** Excerpted records **

============================================================

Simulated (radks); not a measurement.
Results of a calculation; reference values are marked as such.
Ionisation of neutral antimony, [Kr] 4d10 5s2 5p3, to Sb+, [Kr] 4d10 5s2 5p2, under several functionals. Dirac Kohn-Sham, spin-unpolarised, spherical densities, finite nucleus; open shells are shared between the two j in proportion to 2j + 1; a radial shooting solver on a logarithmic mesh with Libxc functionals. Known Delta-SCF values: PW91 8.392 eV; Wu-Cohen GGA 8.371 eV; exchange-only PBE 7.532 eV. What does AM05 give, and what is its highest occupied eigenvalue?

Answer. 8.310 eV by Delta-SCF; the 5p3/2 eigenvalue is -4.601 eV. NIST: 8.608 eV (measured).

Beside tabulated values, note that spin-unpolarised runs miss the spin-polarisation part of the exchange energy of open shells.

============================================================

Send back every entry precisely as given.

** Your solution **
Simulated (radks); not a measurement.
Results of a calculation; reference values are marked as such.
Ionisation of neutral antimony, [Kr] 4d10 5s2 5p3, to Sb+, [Kr] 4d10 5s2 5p2, under several functionals. Dirac Kohn-Sham, spin-unpolarised, spherical densities, finite nucleus; open shells are shared between the two j in proportion to 2j + 1; a radial shooting solver on a logarithmic mesh with Libxc functionals. Known Delta-SCF values: PW91 8.392 eV; Wu-Cohen GGA 8.371 eV; exchange-only PBE 7.532 eV. What does AM05 give, and what is its highest occupied eigenvalue?

Answer. 8.310 eV by Delta-SCF; the 5p3/2 eigenvalue is -4.601 eV. NIST: 8.608 eV (measured).

Beside tabulated values, note that spin-unpolarised runs miss the spin-polarisation part of the exchange energy of open shells.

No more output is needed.